§ WORK INSTRUCTION
Please reproduce the data in its entirety, word for word.

------------------------------------
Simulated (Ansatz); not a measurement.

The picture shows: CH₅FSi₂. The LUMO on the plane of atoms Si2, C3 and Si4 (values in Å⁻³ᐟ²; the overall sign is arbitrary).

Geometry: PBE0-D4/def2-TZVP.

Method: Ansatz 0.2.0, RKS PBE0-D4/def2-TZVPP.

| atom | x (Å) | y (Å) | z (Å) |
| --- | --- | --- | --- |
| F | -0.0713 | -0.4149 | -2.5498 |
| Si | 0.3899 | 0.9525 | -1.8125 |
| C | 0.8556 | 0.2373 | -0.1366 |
------------------------------------

§ RESPONSE
Simulated (Ansatz); not a measurement.

The picture shows: CH₅FSi₂. The LUMO on the plane of atoms Si2, C3 and Si4 (values in Å⁻³ᐟ²; the overall sign is arbitrary).

Geometry: PBE0-D4/def2-TZVP.

Method: Ansatz 0.2.0, RKS PBE0-D4/def2-TZVPP.

| atom | x (Å) | y (Å) | z (Å) |
| --- | --- | --- | --- |
| F | -0.0713 | -0.4149 | -2.5498 |
| Si | 0.3899 | 0.9525 | -1.8125 |
| C | 0.8556 | 0.2373 | -0.1366 |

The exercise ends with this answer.